* Activity
Reproduce only the top of the records, down to and including the line containing "width | 0.05 eV |".

--- START ---

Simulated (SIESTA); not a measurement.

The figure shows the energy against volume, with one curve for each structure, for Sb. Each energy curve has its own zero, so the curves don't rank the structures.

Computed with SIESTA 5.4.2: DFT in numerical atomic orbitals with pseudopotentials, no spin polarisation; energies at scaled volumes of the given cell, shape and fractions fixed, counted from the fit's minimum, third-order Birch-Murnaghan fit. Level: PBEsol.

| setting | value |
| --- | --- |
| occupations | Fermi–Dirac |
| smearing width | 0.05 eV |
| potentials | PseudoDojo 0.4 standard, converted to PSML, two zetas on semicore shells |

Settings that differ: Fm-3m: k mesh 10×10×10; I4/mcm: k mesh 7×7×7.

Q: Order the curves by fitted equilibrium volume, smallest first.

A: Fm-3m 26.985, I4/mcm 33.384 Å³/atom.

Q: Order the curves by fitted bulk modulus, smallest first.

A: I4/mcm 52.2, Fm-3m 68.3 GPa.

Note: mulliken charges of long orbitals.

--- END ---

* Response area
Simulated (SIESTA); not a measurement.

The figure shows the energy against volume, with one curve for each structure, for Sb. Each energy curve has its own zero, so the curves don't rank the structures.

Computed with SIESTA 5.4.2: DFT in numerical atomic orbitals with pseudopotentials, no spin polarisation; energies at scaled volumes of the given cell, shape and fractions fixed, counted from the fit's minimum, third-order Birch-Murnaghan fit. Level: PBEsol.

| setting | value |
| --- | --- |
| occupations | Fermi–Dirac |
| smearing width | 0.05 eV |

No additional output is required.